Work request:
Repeat the records below exactly.

Dataset content:
________________

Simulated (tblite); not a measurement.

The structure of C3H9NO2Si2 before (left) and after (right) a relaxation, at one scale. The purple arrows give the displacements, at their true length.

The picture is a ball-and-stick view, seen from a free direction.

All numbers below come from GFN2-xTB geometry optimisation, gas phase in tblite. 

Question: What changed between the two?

________________

Answer section:
Simulated (tblite); not a measurement.

The structure of C3H9NO2Si2 before (left) and after (right) a relaxation, at one scale. The purple arrows give the displacements, at their true length.

The picture is a ball-and-stick view, seen from a free direction.

All numbers below come from GFN2-xTB geometry optimisation, gas phase in tblite. 

Question: What changed between the two?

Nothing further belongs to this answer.